===

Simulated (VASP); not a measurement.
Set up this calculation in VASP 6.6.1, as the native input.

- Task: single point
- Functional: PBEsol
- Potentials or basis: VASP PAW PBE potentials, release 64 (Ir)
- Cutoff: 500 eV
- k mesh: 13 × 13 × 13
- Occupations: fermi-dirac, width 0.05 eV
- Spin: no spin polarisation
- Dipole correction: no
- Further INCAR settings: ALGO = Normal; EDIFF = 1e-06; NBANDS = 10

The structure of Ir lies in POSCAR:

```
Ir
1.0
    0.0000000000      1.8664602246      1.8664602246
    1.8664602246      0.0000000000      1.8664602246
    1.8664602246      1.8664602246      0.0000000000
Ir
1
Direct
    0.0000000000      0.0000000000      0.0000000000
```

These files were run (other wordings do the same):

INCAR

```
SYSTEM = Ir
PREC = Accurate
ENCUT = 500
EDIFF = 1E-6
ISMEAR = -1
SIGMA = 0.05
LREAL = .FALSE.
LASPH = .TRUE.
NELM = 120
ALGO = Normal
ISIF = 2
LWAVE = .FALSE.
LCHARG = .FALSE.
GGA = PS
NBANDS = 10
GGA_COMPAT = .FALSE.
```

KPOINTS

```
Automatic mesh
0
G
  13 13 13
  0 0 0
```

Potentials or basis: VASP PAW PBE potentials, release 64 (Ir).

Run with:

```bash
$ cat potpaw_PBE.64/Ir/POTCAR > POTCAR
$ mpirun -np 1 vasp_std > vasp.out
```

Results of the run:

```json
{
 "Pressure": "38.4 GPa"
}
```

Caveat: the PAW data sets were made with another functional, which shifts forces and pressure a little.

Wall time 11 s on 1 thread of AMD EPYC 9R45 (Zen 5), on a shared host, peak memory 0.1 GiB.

===

Work task: From the first line of the material above down to the line with "Caveat: the PAW", output each line exactly; include both of those lines and add no others.

Task response:
Simulated (VASP); not a measurement.
Set up this calculation in VASP 6.6.1, as the native input.

- Task: single point
- Functional: PBEsol
- Potentials or basis: VASP PAW PBE potentials, release 64 (Ir)
- Cutoff: 500 eV
- k mesh: 13 × 13 × 13
- Occupations: fermi-dirac, width 0.05 eV
- Spin: no spin polarisation
- Dipole correction: no
- Further INCAR settings: ALGO = Normal; EDIFF = 1e-06; NBANDS = 10

The structure of Ir lies in POSCAR:

```
Ir
1.0
    0.0000000000      1.8664602246      1.8664602246
    1.8664602246      0.0000000000      1.8664602246
    1.8664602246      1.8664602246      0.0000000000
Ir
1
Direct
    0.0000000000      0.0000000000      0.0000000000
```

These files were run (other wordings do the same):

INCAR

```
SYSTEM = Ir
PREC = Accurate
ENCUT = 500
EDIFF = 1E-6
ISMEAR = -1
SIGMA = 0.05
LREAL = .FALSE.
LASPH = .TRUE.
NELM = 120
ALGO = Normal
ISIF = 2
LWAVE = .FALSE.
LCHARG = .FALSE.
GGA = PS
NBANDS = 10
GGA_COMPAT = .FALSE.
```

KPOINTS

```
Automatic mesh
0
G
  13 13 13
  0 0 0
```

Potentials or basis: VASP PAW PBE potentials, release 64 (Ir).

Run with:

```bash
$ cat potpaw_PBE.64/Ir/POTCAR > POTCAR
$ mpirun -np 1 vasp_std > vasp.out
```

Results of the run:

```json
{
 "Pressure": "38.4 GPa"
}
```

Caveat: the PAW data sets were made with another functional, which shifts forces and pressure a little.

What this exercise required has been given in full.